**Records supplied:**
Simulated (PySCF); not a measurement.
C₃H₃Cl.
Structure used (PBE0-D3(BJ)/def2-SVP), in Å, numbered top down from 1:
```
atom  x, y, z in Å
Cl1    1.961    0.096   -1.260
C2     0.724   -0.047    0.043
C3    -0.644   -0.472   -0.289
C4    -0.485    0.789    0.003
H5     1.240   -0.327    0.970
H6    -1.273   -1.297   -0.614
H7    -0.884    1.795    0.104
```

**Requirement:** Set down the records again in full. Match them exactly.

**Task output:**
Simulated (PySCF); not a measurement.
C₃H₃Cl.
Structure used (PBE0-D3(BJ)/def2-SVP), in Å, numbered top down from 1:
```
atom  x, y, z in Å
Cl1    1.961    0.096   -1.260
C2     0.724   -0.047    0.043
C3    -0.644   -0.472   -0.289
C4    -0.485    0.789    0.003
H5     1.240   -0.327    0.970
H6    -1.273   -1.297   -0.614
H7    -0.884    1.795    0.104
```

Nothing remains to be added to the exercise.